--- WORK REQUEST ---
Only the lines from the first line of the material below to the line containing "Strains are applied", inclusive, should be copied, each exactly as written.

--- DATA UNDER STUDY ---

┄┄┄┄┄┄

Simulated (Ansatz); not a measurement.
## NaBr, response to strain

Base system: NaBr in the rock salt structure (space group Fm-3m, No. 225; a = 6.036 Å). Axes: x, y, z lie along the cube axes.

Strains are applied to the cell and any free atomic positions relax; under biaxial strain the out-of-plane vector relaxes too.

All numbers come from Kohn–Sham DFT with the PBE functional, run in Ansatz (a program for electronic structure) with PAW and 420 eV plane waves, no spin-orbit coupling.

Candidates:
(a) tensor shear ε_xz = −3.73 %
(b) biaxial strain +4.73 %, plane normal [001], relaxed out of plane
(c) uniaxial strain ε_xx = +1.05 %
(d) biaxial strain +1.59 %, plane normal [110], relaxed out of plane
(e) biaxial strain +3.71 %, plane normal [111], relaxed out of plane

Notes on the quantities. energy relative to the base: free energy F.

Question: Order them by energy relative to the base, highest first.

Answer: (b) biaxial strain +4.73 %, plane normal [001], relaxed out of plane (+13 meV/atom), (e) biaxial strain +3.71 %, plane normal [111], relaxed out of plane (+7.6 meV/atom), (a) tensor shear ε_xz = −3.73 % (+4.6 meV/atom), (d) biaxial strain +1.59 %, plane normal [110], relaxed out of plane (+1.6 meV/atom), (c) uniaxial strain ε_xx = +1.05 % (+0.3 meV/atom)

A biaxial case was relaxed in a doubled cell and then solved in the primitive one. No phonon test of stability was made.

┄┄┄┄┄┄

--- RESPONSE BOX ---
Simulated (Ansatz); not a measurement.
## NaBr, response to strain

Base system: NaBr in the rock salt structure (space group Fm-3m, No. 225; a = 6.036 Å). Axes: x, y, z lie along the cube axes.

Strains are applied to the cell and any free atomic positions relax; under biaxial strain the out-of-plane vector relaxes too.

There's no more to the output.